# WORK ITEM
Give back all of the records exactly.

# EXCERPTED DATA
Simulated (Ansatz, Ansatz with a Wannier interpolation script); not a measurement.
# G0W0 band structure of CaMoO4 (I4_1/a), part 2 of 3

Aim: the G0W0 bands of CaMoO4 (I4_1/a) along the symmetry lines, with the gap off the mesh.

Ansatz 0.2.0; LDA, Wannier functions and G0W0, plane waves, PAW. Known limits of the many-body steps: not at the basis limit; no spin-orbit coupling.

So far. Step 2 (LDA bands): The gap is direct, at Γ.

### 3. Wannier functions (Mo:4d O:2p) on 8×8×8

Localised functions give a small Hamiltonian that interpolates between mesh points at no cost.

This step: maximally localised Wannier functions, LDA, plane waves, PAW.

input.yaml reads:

# EXERCISE SOLUTION
Simulated (Ansatz, Ansatz with a Wannier interpolation script); not a measurement.
# G0W0 band structure of CaMoO4 (I4_1/a), part 2 of 3

Aim: the G0W0 bands of CaMoO4 (I4_1/a) along the symmetry lines, with the gap off the mesh.

Ansatz 0.2.0; LDA, Wannier functions and G0W0, plane waves, PAW. Known limits of the many-body steps: not at the basis limit; no spin-orbit coupling.

So far. Step 2 (LDA bands): The gap is direct, at Γ.

### 3. Wannier functions (Mo:4d O:2p) on 8×8×8

Localised functions give a small Hamiltonian that interpolates between mesh points at no cost.

This step: maximally localised Wannier functions, LDA, plane waves, PAW.

input.yaml reads:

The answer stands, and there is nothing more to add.